--*--

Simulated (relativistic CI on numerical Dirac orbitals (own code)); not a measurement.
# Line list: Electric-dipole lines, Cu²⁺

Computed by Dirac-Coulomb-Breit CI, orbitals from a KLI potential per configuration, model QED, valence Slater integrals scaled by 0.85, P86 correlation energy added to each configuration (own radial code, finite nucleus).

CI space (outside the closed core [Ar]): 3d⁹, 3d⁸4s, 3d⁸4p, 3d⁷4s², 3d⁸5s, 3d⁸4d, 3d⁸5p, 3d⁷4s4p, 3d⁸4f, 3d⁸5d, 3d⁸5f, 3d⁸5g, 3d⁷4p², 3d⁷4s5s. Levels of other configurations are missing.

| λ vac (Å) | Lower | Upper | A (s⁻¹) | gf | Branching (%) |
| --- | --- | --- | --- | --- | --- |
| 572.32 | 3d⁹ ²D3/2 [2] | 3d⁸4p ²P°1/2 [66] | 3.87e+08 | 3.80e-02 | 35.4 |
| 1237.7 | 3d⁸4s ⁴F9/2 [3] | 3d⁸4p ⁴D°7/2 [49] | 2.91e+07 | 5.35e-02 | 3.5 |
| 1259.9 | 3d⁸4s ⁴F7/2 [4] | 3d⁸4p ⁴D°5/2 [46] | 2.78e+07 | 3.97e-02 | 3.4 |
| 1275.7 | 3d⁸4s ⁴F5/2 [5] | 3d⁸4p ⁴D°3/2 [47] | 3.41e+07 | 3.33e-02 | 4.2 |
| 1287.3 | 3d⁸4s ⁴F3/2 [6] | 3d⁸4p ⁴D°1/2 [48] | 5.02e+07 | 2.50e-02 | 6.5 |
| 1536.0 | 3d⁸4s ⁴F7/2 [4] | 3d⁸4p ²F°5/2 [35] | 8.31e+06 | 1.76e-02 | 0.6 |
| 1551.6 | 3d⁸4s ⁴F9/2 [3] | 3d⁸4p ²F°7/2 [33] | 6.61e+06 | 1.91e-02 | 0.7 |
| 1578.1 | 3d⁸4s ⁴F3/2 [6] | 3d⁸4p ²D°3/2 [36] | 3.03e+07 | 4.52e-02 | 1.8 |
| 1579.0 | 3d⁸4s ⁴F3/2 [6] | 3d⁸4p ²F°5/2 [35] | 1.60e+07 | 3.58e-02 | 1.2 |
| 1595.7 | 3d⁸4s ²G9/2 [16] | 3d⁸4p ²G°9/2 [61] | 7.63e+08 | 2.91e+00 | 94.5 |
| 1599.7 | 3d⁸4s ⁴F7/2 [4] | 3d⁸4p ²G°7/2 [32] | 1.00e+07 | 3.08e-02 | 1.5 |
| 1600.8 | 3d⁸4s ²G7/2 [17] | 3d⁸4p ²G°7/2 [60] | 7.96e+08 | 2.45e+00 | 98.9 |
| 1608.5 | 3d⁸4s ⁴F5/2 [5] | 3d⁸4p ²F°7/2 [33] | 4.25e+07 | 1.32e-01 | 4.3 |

--*--

> [WORK INSTRUCTION]:
Beginning with the very first line of the records above, please retype each line through the one that has "2.91e+00 | 94.5 |", and add nothing.

> [EXERCISE RESULT]:
Simulated (relativistic CI on numerical Dirac orbitals (own code)); not a measurement.
# Line list: Electric-dipole lines, Cu²⁺

Computed by Dirac-Coulomb-Breit CI, orbitals from a KLI potential per configuration, model QED, valence Slater integrals scaled by 0.85, P86 correlation energy added to each configuration (own radial code, finite nucleus).

CI space (outside the closed core [Ar]): 3d⁹, 3d⁸4s, 3d⁸4p, 3d⁷4s², 3d⁸5s, 3d⁸4d, 3d⁸5p, 3d⁷4s4p, 3d⁸4f, 3d⁸5d, 3d⁸5f, 3d⁸5g, 3d⁷4p², 3d⁷4s5s. Levels of other configurations are missing.

| λ vac (Å) | Lower | Upper | A (s⁻¹) | gf | Branching (%) |
| --- | --- | --- | --- | --- | --- |
| 572.32 | 3d⁹ ²D3/2 [2] | 3d⁸4p ²P°1/2 [66] | 3.87e+08 | 3.80e-02 | 35.4 |
| 1237.7 | 3d⁸4s ⁴F9/2 [3] | 3d⁸4p ⁴D°7/2 [49] | 2.91e+07 | 5.35e-02 | 3.5 |
| 1259.9 | 3d⁸4s ⁴F7/2 [4] | 3d⁸4p ⁴D°5/2 [46] | 2.78e+07 | 3.97e-02 | 3.4 |
| 1275.7 | 3d⁸4s ⁴F5/2 [5] | 3d⁸4p ⁴D°3/2 [47] | 3.41e+07 | 3.33e-02 | 4.2 |
| 1287.3 | 3d⁸4s ⁴F3/2 [6] | 3d⁸4p ⁴D°1/2 [48] | 5.02e+07 | 2.50e-02 | 6.5 |
| 1536.0 | 3d⁸4s ⁴F7/2 [4] | 3d⁸4p ²F°5/2 [35] | 8.31e+06 | 1.76e-02 | 0.6 |
| 1551.6 | 3d⁸4s ⁴F9/2 [3] | 3d⁸4p ²F°7/2 [33] | 6.61e+06 | 1.91e-02 | 0.7 |
| 1578.1 | 3d⁸4s ⁴F3/2 [6] | 3d⁸4p ²D°3/2 [36] | 3.03e+07 | 4.52e-02 | 1.8 |
| 1579.0 | 3d⁸4s ⁴F3/2 [6] | 3d⁸4p ²F°5/2 [35] | 1.60e+07 | 3.58e-02 | 1.2 |
| 1595.7 | 3d⁸4s ²G9/2 [16] | 3d⁸4p ²G°9/2 [61] | 7.63e+08 | 2.91e+00 | 94.5 |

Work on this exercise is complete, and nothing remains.